───

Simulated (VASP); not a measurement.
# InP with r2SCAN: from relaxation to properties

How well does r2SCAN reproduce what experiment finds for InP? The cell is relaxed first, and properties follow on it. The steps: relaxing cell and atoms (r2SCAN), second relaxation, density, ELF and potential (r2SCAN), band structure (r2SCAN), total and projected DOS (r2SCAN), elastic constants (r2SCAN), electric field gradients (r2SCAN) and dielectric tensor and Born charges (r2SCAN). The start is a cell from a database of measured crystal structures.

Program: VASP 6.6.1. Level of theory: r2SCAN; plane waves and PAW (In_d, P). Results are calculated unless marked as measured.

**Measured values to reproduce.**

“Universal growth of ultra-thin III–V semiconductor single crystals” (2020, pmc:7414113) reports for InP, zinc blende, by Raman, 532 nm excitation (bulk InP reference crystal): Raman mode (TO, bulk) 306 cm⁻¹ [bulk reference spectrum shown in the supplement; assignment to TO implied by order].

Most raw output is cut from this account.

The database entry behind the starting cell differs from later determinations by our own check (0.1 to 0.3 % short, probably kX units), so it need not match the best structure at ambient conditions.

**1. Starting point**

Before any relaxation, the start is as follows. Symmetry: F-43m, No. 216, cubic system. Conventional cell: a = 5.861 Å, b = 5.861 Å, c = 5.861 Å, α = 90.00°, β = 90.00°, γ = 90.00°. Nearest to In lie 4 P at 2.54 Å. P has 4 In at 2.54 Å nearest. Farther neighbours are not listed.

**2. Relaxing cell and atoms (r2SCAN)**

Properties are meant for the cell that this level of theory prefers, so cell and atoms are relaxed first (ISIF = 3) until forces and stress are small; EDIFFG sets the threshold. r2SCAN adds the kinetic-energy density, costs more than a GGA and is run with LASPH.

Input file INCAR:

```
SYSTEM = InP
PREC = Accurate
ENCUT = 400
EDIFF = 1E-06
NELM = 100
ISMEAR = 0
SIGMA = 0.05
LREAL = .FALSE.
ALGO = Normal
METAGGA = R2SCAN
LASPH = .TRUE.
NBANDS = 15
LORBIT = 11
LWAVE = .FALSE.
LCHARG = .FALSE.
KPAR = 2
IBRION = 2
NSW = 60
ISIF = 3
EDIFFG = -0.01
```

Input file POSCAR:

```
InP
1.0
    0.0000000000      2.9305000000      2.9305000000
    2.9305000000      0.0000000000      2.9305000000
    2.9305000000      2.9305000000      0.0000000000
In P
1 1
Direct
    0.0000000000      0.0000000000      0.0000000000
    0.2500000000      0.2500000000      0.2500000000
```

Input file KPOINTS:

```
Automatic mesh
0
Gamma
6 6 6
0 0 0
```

───

### EXERCISE
The stretch of entries above that starts with the line containing "How well does" and goes on through the line containing "Most raw output is cut from this account." is to be transcribed exactly, and no other line is to be transcribed.

### YOUR RESPONSE
How well does r2SCAN reproduce what experiment finds for InP? The cell is relaxed first, and properties follow on it. The steps: relaxing cell and atoms (r2SCAN), second relaxation, density, ELF and potential (r2SCAN), band structure (r2SCAN), total and projected DOS (r2SCAN), elastic constants (r2SCAN), electric field gradients (r2SCAN) and dielectric tensor and Born charges (r2SCAN). The start is a cell from a database of measured crystal structures.

Program: VASP 6.6.1. Level of theory: r2SCAN; plane waves and PAW (In_d, P). Results are calculated unless marked as measured.

**Measured values to reproduce.**

“Universal growth of ultra-thin III–V semiconductor single crystals” (2020, pmc:7414113) reports for InP, zinc blende, by Raman, 532 nm excitation (bulk InP reference crystal): Raman mode (TO, bulk) 306 cm⁻¹ [bulk reference spectrum shown in the supplement; assignment to TO implied by order].

Most raw output is cut from this account.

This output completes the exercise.